Activity: Can you return the records below exactly as they stand, but only from the first line through the one with "VASP | Ansatz |"?

The data:
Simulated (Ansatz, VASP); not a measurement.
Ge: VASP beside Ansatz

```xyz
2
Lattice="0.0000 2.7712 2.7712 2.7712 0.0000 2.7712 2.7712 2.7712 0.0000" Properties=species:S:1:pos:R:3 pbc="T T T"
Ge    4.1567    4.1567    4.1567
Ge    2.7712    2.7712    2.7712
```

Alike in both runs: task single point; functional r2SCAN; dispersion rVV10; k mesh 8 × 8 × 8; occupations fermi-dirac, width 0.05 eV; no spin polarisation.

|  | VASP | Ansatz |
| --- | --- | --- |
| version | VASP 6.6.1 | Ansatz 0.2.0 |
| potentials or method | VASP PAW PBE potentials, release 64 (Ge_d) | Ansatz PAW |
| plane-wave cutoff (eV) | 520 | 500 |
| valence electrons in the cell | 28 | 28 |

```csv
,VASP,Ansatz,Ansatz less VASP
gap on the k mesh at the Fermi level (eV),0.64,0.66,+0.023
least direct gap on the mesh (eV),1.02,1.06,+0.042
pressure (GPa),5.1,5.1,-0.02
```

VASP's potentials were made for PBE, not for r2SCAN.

Expected answer:
Simulated (Ansatz, VASP); not a measurement.
Ge: VASP beside Ansatz

```xyz
2
Lattice="0.0000 2.7712 2.7712 2.7712 0.0000 2.7712 2.7712 2.7712 0.0000" Properties=species:S:1:pos:R:3 pbc="T T T"
Ge    4.1567    4.1567    4.1567
Ge    2.7712    2.7712    2.7712
```

Alike in both runs: task single point; functional r2SCAN; dispersion rVV10; k mesh 8 × 8 × 8; occupations fermi-dirac, width 0.05 eV; no spin polarisation.

|  | VASP | Ansatz |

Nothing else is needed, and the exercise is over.